## Work order
However many lines the data holds, transcribe them all exactly.

## Entries shown
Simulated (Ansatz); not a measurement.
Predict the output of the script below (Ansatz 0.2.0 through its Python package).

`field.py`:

## Task response
Simulated (Ansatz); not a measurement.
Predict the output of the script below (Ansatz 0.2.0 through its Python package).

`field.py`:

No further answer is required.